BRIEF: Up to and including the line that contains "(1) Reduced mass", return every line from the start of the data, unchanged.

***

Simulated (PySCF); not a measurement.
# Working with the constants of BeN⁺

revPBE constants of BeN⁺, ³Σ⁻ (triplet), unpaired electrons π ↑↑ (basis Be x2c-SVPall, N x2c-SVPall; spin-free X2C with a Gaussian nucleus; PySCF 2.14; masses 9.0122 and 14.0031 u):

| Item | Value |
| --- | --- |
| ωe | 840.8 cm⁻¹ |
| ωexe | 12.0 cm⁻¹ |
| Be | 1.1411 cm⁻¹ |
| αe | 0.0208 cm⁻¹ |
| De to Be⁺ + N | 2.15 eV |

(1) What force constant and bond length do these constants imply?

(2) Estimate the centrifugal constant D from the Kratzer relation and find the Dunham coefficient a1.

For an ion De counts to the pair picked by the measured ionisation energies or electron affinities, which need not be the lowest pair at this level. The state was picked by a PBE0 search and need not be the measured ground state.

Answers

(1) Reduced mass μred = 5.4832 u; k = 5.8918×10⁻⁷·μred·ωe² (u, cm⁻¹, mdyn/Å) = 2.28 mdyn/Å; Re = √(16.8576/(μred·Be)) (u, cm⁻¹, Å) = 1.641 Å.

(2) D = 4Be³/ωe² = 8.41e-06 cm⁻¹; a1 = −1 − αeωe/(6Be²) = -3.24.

***

TASK RESPONSE:
Simulated (PySCF); not a measurement.
# Working with the constants of BeN⁺

revPBE constants of BeN⁺, ³Σ⁻ (triplet), unpaired electrons π ↑↑ (basis Be x2c-SVPall, N x2c-SVPall; spin-free X2C with a Gaussian nucleus; PySCF 2.14; masses 9.0122 and 14.0031 u):

| Item | Value |
| --- | --- |
| ωe | 840.8 cm⁻¹ |
| ωexe | 12.0 cm⁻¹ |
| Be | 1.1411 cm⁻¹ |
| αe | 0.0208 cm⁻¹ |
| De to Be⁺ + N | 2.15 eV |

(1) What force constant and bond length do these constants imply?

(2) Estimate the centrifugal constant D from the Kratzer relation and find the Dunham coefficient a1.

For an ion De counts to the pair picked by the measured ionisation energies or electron affinities, which need not be the lowest pair at this level. The state was picked by a PBE0 search and need not be the measured ground state.

Answers

(1) Reduced mass μred = 5.4832 u; k = 5.8918×10⁻⁷·μred·ωe² (u, cm⁻¹, mdyn/Å) = 2.28 mdyn/Å; Re = √(16.8576/(μred·Be)) (u, cm⁻¹, Å) = 1.641 Å.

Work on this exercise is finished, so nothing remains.